§ Work item:
This exercise calls for an exact transcription. Set down every record below.

———

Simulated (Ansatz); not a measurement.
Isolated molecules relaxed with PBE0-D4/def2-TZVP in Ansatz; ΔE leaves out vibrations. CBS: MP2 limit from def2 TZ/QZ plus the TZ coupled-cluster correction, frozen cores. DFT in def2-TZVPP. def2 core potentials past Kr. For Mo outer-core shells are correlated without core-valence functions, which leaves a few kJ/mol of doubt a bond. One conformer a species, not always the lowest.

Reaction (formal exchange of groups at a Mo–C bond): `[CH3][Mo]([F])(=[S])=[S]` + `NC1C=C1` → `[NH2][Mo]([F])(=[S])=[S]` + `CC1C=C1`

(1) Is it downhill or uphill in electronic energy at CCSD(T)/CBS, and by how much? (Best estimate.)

———

§ Written response:
Simulated (Ansatz); not a measurement.
Isolated molecules relaxed with PBE0-D4/def2-TZVP in Ansatz; ΔE leaves out vibrations. CBS: MP2 limit from def2 TZ/QZ plus the TZ coupled-cluster correction, frozen cores. DFT in def2-TZVPP. def2 core potentials past Kr. For Mo outer-core shells are correlated without core-valence functions, which leaves a few kJ/mol of doubt a bond. One conformer a species, not always the lowest.

Reaction (formal exchange of groups at a Mo–C bond): `[CH3][Mo]([F])(=[S])=[S]` + `NC1C=C1` → `[NH2][Mo]([F])(=[S])=[S]` + `CC1C=C1`

(1) Is it downhill or uphill in electronic energy at CCSD(T)/CBS, and by how much? (Best estimate.)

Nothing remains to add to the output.